EXERCISE. Will you return, word for word, only the lines from the top of the data below down to and including the one with "Problem. Where does the relaxation end?"?

━━━━━━
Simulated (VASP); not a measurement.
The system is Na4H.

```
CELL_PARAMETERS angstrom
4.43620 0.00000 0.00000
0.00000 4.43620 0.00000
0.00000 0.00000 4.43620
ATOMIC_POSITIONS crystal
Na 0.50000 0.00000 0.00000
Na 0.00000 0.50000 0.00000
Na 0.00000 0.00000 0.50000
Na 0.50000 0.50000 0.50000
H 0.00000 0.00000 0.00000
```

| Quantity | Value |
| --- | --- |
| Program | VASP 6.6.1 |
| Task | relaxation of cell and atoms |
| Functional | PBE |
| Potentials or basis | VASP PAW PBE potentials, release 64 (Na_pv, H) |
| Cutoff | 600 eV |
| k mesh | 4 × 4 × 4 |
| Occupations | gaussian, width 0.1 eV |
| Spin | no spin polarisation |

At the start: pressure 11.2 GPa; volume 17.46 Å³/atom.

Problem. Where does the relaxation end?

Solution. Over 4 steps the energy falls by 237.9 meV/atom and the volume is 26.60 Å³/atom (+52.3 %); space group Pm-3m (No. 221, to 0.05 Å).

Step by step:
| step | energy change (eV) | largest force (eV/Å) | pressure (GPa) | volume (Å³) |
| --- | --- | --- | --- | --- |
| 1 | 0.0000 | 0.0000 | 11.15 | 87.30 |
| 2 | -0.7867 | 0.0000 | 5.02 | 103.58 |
━━━━━━

EXERCISE RESPONSE.
Simulated (VASP); not a measurement.
The system is Na4H.

```
CELL_PARAMETERS angstrom
4.43620 0.00000 0.00000
0.00000 4.43620 0.00000
0.00000 0.00000 4.43620
ATOMIC_POSITIONS crystal
Na 0.50000 0.00000 0.00000
Na 0.00000 0.50000 0.00000
Na 0.00000 0.00000 0.50000
Na 0.50000 0.50000 0.50000
H 0.00000 0.00000 0.00000
```

| Quantity | Value |
| --- | --- |
| Program | VASP 6.6.1 |
| Task | relaxation of cell and atoms |
| Functional | PBE |
| Potentials or basis | VASP PAW PBE potentials, release 64 (Na_pv, H) |
| Cutoff | 600 eV |
| k mesh | 4 × 4 × 4 |
| Occupations | gaussian, width 0.1 eV |
| Spin | no spin polarisation |

At the start: pressure 11.2 GPa; volume 17.46 Å³/atom.

Problem. Where does the relaxation end?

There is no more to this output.